WORK TASK
Would you reproduce, without any alteration, the lines from the opening line of the entries through the line that has "Result: 3.58 eV, direct." in it?

SUPPLIED DATA
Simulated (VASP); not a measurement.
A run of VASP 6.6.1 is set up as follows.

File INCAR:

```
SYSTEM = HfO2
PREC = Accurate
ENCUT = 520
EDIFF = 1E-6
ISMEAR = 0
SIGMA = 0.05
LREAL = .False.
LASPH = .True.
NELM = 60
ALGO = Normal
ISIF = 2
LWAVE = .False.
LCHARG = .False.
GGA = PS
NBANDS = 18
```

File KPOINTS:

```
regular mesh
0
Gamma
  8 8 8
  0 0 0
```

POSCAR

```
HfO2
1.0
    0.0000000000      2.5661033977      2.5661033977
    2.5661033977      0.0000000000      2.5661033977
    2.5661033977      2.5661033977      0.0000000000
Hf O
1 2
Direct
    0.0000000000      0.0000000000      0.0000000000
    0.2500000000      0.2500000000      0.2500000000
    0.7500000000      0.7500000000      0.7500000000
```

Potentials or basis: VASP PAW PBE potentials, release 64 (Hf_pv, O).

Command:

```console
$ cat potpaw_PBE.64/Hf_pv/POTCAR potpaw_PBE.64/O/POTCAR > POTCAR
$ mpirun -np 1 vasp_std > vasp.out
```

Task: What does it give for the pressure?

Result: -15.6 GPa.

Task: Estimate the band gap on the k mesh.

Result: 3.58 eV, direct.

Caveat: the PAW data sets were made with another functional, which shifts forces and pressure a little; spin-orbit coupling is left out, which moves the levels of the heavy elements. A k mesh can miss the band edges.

EXPECTED ANSWER
Simulated (VASP); not a measurement.
A run of VASP 6.6.1 is set up as follows.

File INCAR:

```
SYSTEM = HfO2
PREC = Accurate
ENCUT = 520
EDIFF = 1E-6
ISMEAR = 0
SIGMA = 0.05
LREAL = .False.
LASPH = .True.
NELM = 60
ALGO = Normal
ISIF = 2
LWAVE = .False.
LCHARG = .False.
GGA = PS
NBANDS = 18
```

File KPOINTS:

```
regular mesh
0
Gamma
  8 8 8
  0 0 0
```

POSCAR

```
HfO2
1.0
    0.0000000000      2.5661033977      2.5661033977
    2.5661033977      0.0000000000      2.5661033977
    2.5661033977      2.5661033977      0.0000000000
Hf O
1 2
Direct
    0.0000000000      0.0000000000      0.0000000000
    0.2500000000      0.2500000000      0.2500000000
    0.7500000000      0.7500000000      0.7500000000
```

Potentials or basis: VASP PAW PBE potentials, release 64 (Hf_pv, O).

Command:

```console
$ cat potpaw_PBE.64/Hf_pv/POTCAR potpaw_PBE.64/O/POTCAR > POTCAR
$ mpirun -np 1 vasp_std > vasp.out
```

Task: What does it give for the pressure?

Result: -15.6 GPa.

Task: Estimate the band gap on the k mesh.

Result: 3.58 eV, direct.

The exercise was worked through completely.